WORK TASK - Please copy, character for character, each line from the beginning of the listing to the line containing "at 7.90 eV) |", including both.

:: DATASET RECORDS ::
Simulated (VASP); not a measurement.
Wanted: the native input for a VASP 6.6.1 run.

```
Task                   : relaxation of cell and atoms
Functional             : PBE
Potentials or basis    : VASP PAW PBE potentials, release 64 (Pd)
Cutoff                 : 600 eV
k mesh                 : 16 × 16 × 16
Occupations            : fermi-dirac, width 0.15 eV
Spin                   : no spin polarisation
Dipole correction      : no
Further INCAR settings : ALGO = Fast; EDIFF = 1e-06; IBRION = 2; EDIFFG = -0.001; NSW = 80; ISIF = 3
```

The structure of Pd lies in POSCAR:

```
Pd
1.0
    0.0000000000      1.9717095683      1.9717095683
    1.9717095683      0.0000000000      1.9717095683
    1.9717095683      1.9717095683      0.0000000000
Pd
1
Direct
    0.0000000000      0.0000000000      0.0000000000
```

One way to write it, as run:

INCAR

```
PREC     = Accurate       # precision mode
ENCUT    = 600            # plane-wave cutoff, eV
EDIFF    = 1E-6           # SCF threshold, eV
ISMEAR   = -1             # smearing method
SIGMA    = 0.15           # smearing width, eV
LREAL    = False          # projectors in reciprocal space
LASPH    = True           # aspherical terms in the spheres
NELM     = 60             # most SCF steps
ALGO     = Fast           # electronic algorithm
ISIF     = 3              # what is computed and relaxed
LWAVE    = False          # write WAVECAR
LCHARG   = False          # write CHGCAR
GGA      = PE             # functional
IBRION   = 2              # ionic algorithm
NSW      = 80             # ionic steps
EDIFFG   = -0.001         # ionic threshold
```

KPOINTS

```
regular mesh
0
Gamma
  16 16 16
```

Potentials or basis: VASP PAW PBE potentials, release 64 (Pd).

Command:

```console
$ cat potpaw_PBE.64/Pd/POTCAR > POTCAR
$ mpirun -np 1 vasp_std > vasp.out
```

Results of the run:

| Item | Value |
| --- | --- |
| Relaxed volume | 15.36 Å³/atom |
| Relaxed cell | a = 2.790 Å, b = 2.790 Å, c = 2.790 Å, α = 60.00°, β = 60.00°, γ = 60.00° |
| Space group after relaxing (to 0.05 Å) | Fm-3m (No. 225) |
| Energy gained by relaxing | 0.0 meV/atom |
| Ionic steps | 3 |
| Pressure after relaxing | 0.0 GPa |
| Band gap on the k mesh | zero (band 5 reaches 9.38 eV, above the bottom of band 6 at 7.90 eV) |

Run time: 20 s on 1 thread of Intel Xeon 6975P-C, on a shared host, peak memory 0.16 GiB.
:::

ANSWER AREA -
Simulated (VASP); not a measurement.
Wanted: the native input for a VASP 6.6.1 run.

```
Task                   : relaxation of cell and atoms
Functional             : PBE
Potentials or basis    : VASP PAW PBE potentials, release 64 (Pd)
Cutoff                 : 600 eV
k mesh                 : 16 × 16 × 16
Occupations            : fermi-dirac, width 0.15 eV
Spin                   : no spin polarisation
Dipole correction      : no
Further INCAR settings : ALGO = Fast; EDIFF = 1e-06; IBRION = 2; EDIFFG = -0.001; NSW = 80; ISIF = 3
```

The structure of Pd lies in POSCAR:

```
Pd
1.0
    0.0000000000      1.9717095683      1.9717095683
    1.9717095683      0.0000000000      1.9717095683
    1.9717095683      1.9717095683      0.0000000000
Pd
1
Direct
    0.0000000000      0.0000000000      0.0000000000
```

One way to write it, as run:

INCAR

```
PREC     = Accurate       # precision mode
ENCUT    = 600            # plane-wave cutoff, eV
EDIFF    = 1E-6           # SCF threshold, eV
ISMEAR   = -1             # smearing method
SIGMA    = 0.15           # smearing width, eV
LREAL    = False          # projectors in reciprocal space
LASPH    = True           # aspherical terms in the spheres
NELM     = 60             # most SCF steps
ALGO     = Fast           # electronic algorithm
ISIF     = 3              # what is computed and relaxed
LWAVE    = False          # write WAVECAR
LCHARG   = False          # write CHGCAR
GGA      = PE             # functional
IBRION   = 2              # ionic algorithm
NSW      = 80             # ionic steps
EDIFFG   = -0.001         # ionic threshold
```

KPOINTS

```
regular mesh
0
Gamma
  16 16 16
```

Potentials or basis: VASP PAW PBE potentials, release 64 (Pd).

Command:

```console
$ cat potpaw_PBE.64/Pd/POTCAR > POTCAR
$ mpirun -np 1 vasp_std > vasp.out
```

Results of the run:

| Item | Value |
| --- | --- |
| Relaxed volume | 15.36 Å³/atom |
| Relaxed cell | a = 2.790 Å, b = 2.790 Å, c = 2.790 Å, α = 60.00°, β = 60.00°, γ = 60.00° |
| Space group after relaxing (to 0.05 Å) | Fm-3m (No. 225) |
| Energy gained by relaxing | 0.0 meV/atom |
| Ionic steps | 3 |
| Pressure after relaxing | 0.0 GPa |
| Band gap on the k mesh | zero (band 5 reaches 9.38 eV, above the bottom of band 6 at 7.90 eV) |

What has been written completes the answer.